**ENTRIES SUPPLIED**
- Opening Delimiter -

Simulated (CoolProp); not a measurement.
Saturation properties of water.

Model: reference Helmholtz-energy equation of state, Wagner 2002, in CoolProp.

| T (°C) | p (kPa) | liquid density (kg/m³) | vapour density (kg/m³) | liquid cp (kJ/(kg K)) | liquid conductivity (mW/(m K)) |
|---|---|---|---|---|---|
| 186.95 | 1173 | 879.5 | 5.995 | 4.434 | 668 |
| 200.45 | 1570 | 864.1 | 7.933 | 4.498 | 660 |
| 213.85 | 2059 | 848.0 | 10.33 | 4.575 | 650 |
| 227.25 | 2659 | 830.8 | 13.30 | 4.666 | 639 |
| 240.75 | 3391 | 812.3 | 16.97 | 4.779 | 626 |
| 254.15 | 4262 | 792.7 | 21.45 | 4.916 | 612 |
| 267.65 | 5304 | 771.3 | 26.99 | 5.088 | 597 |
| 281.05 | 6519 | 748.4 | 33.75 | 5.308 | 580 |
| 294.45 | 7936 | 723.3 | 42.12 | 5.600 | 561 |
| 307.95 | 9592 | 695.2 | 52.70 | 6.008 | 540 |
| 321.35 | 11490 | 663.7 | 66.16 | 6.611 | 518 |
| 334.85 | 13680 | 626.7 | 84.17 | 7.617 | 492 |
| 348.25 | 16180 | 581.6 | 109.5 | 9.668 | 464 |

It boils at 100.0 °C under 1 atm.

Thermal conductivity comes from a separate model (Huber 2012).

- Closing Delimiter -

Starting at the line above that contains "Model: reference Helmholtz-energy", write out each line exactly until the line that contains "6.008 | 540 |" has been written, and stop there.

**EXERCISE ANSWER**
Model: reference Helmholtz-energy equation of state, Wagner 2002, in CoolProp.

| T (°C) | p (kPa) | liquid density (kg/m³) | vapour density (kg/m³) | liquid cp (kJ/(kg K)) | liquid conductivity (mW/(m K)) |
|---|---|---|---|---|---|
| 186.95 | 1173 | 879.5 | 5.995 | 4.434 | 668 |
| 200.45 | 1570 | 864.1 | 7.933 | 4.498 | 660 |
| 213.85 | 2059 | 848.0 | 10.33 | 4.575 | 650 |
| 227.25 | 2659 | 830.8 | 13.30 | 4.666 | 639 |
| 240.75 | 3391 | 812.3 | 16.97 | 4.779 | 626 |
| 254.15 | 4262 | 792.7 | 21.45 | 4.916 | 612 |
| 267.65 | 5304 | 771.3 | 26.99 | 5.088 | 597 |
| 281.05 | 6519 | 748.4 | 33.75 | 5.308 | 580 |
| 294.45 | 7936 | 723.3 | 42.12 | 5.600 | 561 |
| 307.95 | 9592 | 695.2 | 52.70 | 6.008 | 540 |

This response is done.